The records that follow must be transcribed in full, without any change.

━━━━━━

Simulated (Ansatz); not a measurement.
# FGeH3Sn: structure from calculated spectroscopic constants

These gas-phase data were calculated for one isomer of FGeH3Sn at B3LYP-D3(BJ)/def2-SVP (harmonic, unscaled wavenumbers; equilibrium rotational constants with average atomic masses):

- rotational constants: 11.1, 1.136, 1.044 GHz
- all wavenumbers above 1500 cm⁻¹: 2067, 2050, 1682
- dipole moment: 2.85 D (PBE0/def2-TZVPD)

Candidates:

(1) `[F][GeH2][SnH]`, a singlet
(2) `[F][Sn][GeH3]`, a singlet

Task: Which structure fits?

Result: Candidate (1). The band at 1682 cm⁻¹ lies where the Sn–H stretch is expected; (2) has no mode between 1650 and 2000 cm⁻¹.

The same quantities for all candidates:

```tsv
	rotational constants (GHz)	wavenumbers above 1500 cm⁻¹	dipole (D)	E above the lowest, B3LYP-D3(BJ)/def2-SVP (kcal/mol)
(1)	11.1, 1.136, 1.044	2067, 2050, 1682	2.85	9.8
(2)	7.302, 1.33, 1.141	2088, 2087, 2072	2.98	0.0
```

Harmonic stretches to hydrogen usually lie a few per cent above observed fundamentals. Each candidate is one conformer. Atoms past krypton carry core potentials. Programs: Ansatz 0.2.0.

━━━━━━

▸ TASK SOLUTION
Simulated (Ansatz); not a measurement.
# FGeH3Sn: structure from calculated spectroscopic constants

These gas-phase data were calculated for one isomer of FGeH3Sn at B3LYP-D3(BJ)/def2-SVP (harmonic, unscaled wavenumbers; equilibrium rotational constants with average atomic masses):

- rotational constants: 11.1, 1.136, 1.044 GHz
- all wavenumbers above 1500 cm⁻¹: 2067, 2050, 1682
- dipole moment: 2.85 D (PBE0/def2-TZVPD)

Candidates:

(1) `[F][GeH2][SnH]`, a singlet
(2) `[F][Sn][GeH3]`, a singlet

Task: Which structure fits?

Result: Candidate (1). The band at 1682 cm⁻¹ lies where the Sn–H stretch is expected; (2) has no mode between 1650 and 2000 cm⁻¹.

The same quantities for all candidates:

```tsv
	rotational constants (GHz)	wavenumbers above 1500 cm⁻¹	dipole (D)	E above the lowest, B3LYP-D3(BJ)/def2-SVP (kcal/mol)
(1)	11.1, 1.136, 1.044	2067, 2050, 1682	2.85	9.8
(2)	7.302, 1.33, 1.141	2088, 2087, 2072	2.98	0.0
```

Harmonic stretches to hydrogen usually lie a few per cent above observed fundamentals. Each candidate is one conformer. Atoms past krypton carry core potentials. Programs: Ansatz 0.2.0.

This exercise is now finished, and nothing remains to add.